- - -
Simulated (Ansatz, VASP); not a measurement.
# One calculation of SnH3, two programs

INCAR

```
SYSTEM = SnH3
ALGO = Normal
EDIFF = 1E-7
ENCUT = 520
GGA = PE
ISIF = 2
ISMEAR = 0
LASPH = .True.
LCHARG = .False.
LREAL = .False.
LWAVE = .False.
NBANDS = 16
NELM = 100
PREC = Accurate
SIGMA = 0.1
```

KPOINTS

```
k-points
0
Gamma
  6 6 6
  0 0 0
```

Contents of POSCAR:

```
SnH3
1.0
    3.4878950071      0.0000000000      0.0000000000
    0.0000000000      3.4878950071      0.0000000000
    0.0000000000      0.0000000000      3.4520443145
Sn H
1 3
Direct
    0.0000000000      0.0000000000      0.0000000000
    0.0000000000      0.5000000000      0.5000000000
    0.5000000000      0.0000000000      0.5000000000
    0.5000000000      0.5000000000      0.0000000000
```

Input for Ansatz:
- - -

Activity
Transcribe all of the entries without altering anything.

Answer box
Simulated (Ansatz, VASP); not a measurement.
# One calculation of SnH3, two programs

INCAR

```
SYSTEM = SnH3
ALGO = Normal
EDIFF = 1E-7
ENCUT = 520
GGA = PE
ISIF = 2
ISMEAR = 0
LASPH = .True.
LCHARG = .False.
LREAL = .False.
LWAVE = .False.
NBANDS = 16
NELM = 100
PREC = Accurate
SIGMA = 0.1
```

KPOINTS

```
k-points
0
Gamma
  6 6 6
  0 0 0
```

Contents of POSCAR:

```
SnH3
1.0
    3.4878950071      0.0000000000      0.0000000000
    0.0000000000      3.4878950071      0.0000000000
    0.0000000000      0.0000000000      3.4520443145
Sn H
1 3
Direct
    0.0000000000      0.0000000000      0.0000000000
    0.0000000000      0.5000000000      0.5000000000
    0.5000000000      0.0000000000      0.5000000000
    0.5000000000      0.5000000000      0.0000000000
```

Input for Ansatz:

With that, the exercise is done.